━━━ Provided data ━━━
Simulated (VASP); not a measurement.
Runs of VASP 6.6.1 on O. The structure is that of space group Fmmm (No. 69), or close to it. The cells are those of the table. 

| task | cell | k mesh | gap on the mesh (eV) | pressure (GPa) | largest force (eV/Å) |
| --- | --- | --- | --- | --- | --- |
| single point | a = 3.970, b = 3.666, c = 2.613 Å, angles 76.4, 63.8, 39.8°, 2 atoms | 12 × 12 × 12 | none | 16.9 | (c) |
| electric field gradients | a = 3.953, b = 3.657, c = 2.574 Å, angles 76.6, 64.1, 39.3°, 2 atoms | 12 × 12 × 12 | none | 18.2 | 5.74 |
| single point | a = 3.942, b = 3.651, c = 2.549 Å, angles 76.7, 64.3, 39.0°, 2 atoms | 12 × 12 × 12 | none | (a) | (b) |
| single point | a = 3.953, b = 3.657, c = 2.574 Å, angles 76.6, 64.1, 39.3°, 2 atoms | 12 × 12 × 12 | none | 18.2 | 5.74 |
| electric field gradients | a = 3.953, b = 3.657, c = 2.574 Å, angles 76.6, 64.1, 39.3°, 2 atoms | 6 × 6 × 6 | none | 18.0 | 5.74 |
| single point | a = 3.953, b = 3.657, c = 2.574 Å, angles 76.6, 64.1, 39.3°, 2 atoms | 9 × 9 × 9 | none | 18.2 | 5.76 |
━━━

Work order: Reproduce exactly the section above that begins at the line containing "force (eV/Å) |" and ends at the line containing "none | (a) | (b) |", leaving out all other lines.

Task result:
| task | cell | k mesh | gap on the mesh (eV) | pressure (GPa) | largest force (eV/Å) |
| --- | --- | --- | --- | --- | --- |
| single point | a = 3.970, b = 3.666, c = 2.613 Å, angles 76.4, 63.8, 39.8°, 2 atoms | 12 × 12 × 12 | none | 16.9 | (c) |
| electric field gradients | a = 3.953, b = 3.657, c = 2.574 Å, angles 76.6, 64.1, 39.3°, 2 atoms | 12 × 12 × 12 | none | 18.2 | 5.74 |
| single point | a = 3.942, b = 3.651, c = 2.549 Å, angles 76.7, 64.3, 39.0°, 2 atoms | 12 × 12 × 12 | none | (a) | (b) |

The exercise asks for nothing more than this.